● Dataset records
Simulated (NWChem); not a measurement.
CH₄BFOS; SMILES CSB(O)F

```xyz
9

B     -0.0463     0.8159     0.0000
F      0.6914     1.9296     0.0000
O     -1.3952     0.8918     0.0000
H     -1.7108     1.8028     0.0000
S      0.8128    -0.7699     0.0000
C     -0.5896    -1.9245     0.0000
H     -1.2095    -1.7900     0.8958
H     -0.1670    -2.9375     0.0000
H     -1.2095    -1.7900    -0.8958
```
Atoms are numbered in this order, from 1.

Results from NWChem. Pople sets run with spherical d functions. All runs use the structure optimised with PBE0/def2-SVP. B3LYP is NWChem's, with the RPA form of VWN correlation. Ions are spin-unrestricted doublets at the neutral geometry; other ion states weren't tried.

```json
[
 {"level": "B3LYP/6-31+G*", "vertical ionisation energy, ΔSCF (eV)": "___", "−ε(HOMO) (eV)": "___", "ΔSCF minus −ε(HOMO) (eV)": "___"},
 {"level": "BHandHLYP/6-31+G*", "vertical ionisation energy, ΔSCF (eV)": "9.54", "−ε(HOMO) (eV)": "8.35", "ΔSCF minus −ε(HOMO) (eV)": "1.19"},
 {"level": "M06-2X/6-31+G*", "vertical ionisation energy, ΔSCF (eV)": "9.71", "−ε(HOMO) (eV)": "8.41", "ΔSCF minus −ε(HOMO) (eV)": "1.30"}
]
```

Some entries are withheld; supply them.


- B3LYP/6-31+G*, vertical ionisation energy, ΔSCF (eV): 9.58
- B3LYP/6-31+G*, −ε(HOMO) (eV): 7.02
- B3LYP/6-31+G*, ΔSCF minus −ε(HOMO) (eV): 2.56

● Requirement
Write out exactly the lines from the beginning of the material above through the line with "Atoms are numbered in this order, from 1.", including both and omitting all others.

● Result
Simulated (NWChem); not a measurement.
CH₄BFOS; SMILES CSB(O)F

```xyz
9

B     -0.0463     0.8159     0.0000
F      0.6914     1.9296     0.0000
O     -1.3952     0.8918     0.0000
H     -1.7108     1.8028     0.0000
S      0.8128    -0.7699     0.0000
C     -0.5896    -1.9245     0.0000
H     -1.2095    -1.7900     0.8958
H     -0.1670    -2.9375     0.0000
H     -1.2095    -1.7900    -0.8958
```
Atoms are numbered in this order, from 1.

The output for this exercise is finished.